*Activity*.
How do the lines below between the ones holding "So far, principal" and "This step: DFT", inclusive, read? Give them again exactly, with no other lines.

*Data*.
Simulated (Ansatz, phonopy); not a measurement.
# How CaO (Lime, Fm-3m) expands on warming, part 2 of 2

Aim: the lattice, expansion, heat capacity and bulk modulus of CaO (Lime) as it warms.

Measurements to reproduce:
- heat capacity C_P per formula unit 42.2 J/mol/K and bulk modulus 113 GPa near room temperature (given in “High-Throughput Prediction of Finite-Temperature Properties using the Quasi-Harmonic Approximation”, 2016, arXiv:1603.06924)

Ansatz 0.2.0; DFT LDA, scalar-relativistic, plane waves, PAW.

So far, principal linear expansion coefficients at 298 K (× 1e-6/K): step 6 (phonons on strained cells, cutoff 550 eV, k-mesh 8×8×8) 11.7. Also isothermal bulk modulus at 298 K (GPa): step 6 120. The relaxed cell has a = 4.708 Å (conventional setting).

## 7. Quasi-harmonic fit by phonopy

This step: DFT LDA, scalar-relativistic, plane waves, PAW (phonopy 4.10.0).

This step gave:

*Exercise output*.
So far, principal linear expansion coefficients at 298 K (× 1e-6/K): step 6 (phonons on strained cells, cutoff 550 eV, k-mesh 8×8×8) 11.7. Also isothermal bulk modulus at 298 K (GPa): step 6 120. The relaxed cell has a = 4.708 Å (conventional setting).

## 7. Quasi-harmonic fit by phonopy

This step: DFT LDA, scalar-relativistic, plane waves, PAW (phonopy 4.10.0).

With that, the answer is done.